> _EXTRACTED ENTRIES_
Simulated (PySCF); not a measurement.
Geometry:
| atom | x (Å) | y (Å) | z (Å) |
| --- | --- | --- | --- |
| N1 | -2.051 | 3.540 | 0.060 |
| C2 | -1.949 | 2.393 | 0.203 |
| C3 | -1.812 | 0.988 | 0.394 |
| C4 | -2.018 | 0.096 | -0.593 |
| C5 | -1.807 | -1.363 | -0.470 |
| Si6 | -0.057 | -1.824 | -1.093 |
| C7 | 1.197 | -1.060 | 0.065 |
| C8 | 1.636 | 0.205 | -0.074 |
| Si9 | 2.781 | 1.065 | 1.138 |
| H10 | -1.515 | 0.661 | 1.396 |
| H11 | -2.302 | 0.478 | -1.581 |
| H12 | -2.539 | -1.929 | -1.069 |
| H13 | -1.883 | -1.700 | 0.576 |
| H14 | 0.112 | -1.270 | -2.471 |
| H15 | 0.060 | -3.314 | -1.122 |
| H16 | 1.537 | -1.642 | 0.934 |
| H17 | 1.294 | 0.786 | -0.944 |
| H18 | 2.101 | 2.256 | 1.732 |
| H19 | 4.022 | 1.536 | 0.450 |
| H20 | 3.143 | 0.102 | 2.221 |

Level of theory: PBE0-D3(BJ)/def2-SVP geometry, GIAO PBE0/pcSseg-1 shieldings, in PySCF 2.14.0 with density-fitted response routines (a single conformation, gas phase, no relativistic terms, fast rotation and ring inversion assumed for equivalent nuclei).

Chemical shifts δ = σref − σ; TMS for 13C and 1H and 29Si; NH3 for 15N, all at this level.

> _WORK INSTRUCTION_
Type out the entire listing again, matching every line exactly.

> _PROBLEM SOLUTION_
Simulated (PySCF); not a measurement.
Geometry:
| atom | x (Å) | y (Å) | z (Å) |
| --- | --- | --- | --- |
| N1 | -2.051 | 3.540 | 0.060 |
| C2 | -1.949 | 2.393 | 0.203 |
| C3 | -1.812 | 0.988 | 0.394 |
| C4 | -2.018 | 0.096 | -0.593 |
| C5 | -1.807 | -1.363 | -0.470 |
| Si6 | -0.057 | -1.824 | -1.093 |
| C7 | 1.197 | -1.060 | 0.065 |
| C8 | 1.636 | 0.205 | -0.074 |
| Si9 | 2.781 | 1.065 | 1.138 |
| H10 | -1.515 | 0.661 | 1.396 |
| H11 | -2.302 | 0.478 | -1.581 |
| H12 | -2.539 | -1.929 | -1.069 |
| H13 | -1.883 | -1.700 | 0.576 |
| H14 | 0.112 | -1.270 | -2.471 |
| H15 | 0.060 | -3.314 | -1.122 |
| H16 | 1.537 | -1.642 | 0.934 |
| H17 | 1.294 | 0.786 | -0.944 |
| H18 | 2.101 | 2.256 | 1.732 |
| H19 | 4.022 | 1.536 | 0.450 |
| H20 | 3.143 | 0.102 | 2.221 |

Level of theory: PBE0-D3(BJ)/def2-SVP geometry, GIAO PBE0/pcSseg-1 shieldings, in PySCF 2.14.0 with density-fitted response routines (a single conformation, gas phase, no relativistic terms, fast rotation and ring inversion assumed for equivalent nuclei).

Chemical shifts δ = σref − σ; TMS for 13C and 1H and 29Si; NH3 for 15N, all at this level.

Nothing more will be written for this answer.